++++ Recorded information ++++

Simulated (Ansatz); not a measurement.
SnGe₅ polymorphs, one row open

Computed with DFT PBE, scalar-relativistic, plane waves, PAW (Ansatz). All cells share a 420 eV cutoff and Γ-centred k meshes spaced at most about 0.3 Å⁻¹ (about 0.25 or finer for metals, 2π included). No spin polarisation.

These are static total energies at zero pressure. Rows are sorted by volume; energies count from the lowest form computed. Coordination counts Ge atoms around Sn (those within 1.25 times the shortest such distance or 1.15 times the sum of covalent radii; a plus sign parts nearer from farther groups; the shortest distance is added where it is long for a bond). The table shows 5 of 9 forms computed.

++++

What is needed here is every record above, repeated exactly.

Simulated (Ansatz); not a measurement.
SnGe₅ polymorphs, one row open

Computed with DFT PBE, scalar-relativistic, plane waves, PAW (Ansatz). All cells share a 420 eV cutoff and Γ-centred k meshes spaced at most about 0.3 Å⁻¹ (about 0.25 or finer for metals, 2π included). No spin polarisation.

These are static total energies at zero pressure. Rows are sorted by volume; energies count from the lowest form computed. Coordination counts Ge atoms around Sn (those within 1.25 times the shortest such distance or 1.15 times the sum of covalent radii; a plus sign parts nearer from farther groups; the shortest distance is added where it is long for a bond). The table shows 5 of 9 forms computed.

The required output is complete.